=====
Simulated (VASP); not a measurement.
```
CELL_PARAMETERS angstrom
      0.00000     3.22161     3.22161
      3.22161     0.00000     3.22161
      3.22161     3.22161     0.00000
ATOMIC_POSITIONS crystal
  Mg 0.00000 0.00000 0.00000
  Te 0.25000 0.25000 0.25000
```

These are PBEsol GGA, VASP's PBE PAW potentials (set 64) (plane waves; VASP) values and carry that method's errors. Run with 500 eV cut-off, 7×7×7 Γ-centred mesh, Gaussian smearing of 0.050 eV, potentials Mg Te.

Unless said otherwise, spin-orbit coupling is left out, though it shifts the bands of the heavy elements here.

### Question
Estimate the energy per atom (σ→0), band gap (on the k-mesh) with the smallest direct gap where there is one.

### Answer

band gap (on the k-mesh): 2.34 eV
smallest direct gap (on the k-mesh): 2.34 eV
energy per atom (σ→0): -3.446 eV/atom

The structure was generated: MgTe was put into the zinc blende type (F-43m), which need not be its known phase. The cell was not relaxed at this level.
=====

◆ **Assigned task**
The answer should hold only the lines from the start of the records above through the line containing "These are PBEsol", each set down exactly.

◆ **Answer area**
Simulated (VASP); not a measurement.
```
CELL_PARAMETERS angstrom
      0.00000     3.22161     3.22161
      3.22161     0.00000     3.22161
      3.22161     3.22161     0.00000
ATOMIC_POSITIONS crystal
  Mg 0.00000 0.00000 0.00000
  Te 0.25000 0.25000 0.25000
```

These are PBEsol GGA, VASP's PBE PAW potentials (set 64) (plane waves; VASP) values and carry that method's errors. Run with 500 eV cut-off, 7×7×7 Γ-centred mesh, Gaussian smearing of 0.050 eV, potentials Mg Te.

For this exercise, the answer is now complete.